Brief:
Output all of the entries below precisely as written.

Provided material:
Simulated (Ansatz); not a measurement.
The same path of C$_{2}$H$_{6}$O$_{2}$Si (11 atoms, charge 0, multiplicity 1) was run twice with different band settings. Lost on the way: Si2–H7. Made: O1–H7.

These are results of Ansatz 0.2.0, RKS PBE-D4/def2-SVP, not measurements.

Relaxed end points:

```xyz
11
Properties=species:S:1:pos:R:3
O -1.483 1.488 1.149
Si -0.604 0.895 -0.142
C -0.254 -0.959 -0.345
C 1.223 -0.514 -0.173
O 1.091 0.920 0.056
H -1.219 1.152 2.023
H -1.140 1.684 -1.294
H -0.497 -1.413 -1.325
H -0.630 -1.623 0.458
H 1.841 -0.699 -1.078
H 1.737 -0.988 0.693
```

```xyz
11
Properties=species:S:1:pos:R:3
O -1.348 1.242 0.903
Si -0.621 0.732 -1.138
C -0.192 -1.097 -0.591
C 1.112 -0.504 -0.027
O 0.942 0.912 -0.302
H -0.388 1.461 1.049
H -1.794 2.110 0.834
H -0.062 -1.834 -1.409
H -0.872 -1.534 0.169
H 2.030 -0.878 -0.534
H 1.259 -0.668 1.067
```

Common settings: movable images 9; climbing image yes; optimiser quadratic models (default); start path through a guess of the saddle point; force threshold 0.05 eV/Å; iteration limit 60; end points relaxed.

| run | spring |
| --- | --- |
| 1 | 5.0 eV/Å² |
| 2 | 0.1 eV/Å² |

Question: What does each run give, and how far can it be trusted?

Task output:
Simulated (Ansatz); not a measurement.
The same path of C$_{2}$H$_{6}$O$_{2}$Si (11 atoms, charge 0, multiplicity 1) was run twice with different band settings. Lost on the way: Si2–H7. Made: O1–H7.

These are results of Ansatz 0.2.0, RKS PBE-D4/def2-SVP, not measurements.

Relaxed end points:

```xyz
11
Properties=species:S:1:pos:R:3
O -1.483 1.488 1.149
Si -0.604 0.895 -0.142
C -0.254 -0.959 -0.345
C 1.223 -0.514 -0.173
O 1.091 0.920 0.056
H -1.219 1.152 2.023
H -1.140 1.684 -1.294
H -0.497 -1.413 -1.325
H -0.630 -1.623 0.458
H 1.841 -0.699 -1.078
H 1.737 -0.988 0.693
```

```xyz
11
Properties=species:S:1:pos:R:3
O -1.348 1.242 0.903
Si -0.621 0.732 -1.138
C -0.192 -1.097 -0.591
C 1.112 -0.504 -0.027
O 0.942 0.912 -0.302
H -0.388 1.461 1.049
H -1.794 2.110 0.834
H -0.062 -1.834 -1.409
H -0.872 -1.534 0.169
H 2.030 -0.878 -0.534
H 1.259 -0.668 1.067
```

Common settings: movable images 9; climbing image yes; optimiser quadratic models (default); start path through a guess of the saddle point; force threshold 0.05 eV/Å; iteration limit 60; end points relaxed.

| run | spring |
| --- | --- |
| 1 | 5.0 eV/Å² |
| 2 | 0.1 eV/Å² |

Question: What does each run give, and how far can it be trusted?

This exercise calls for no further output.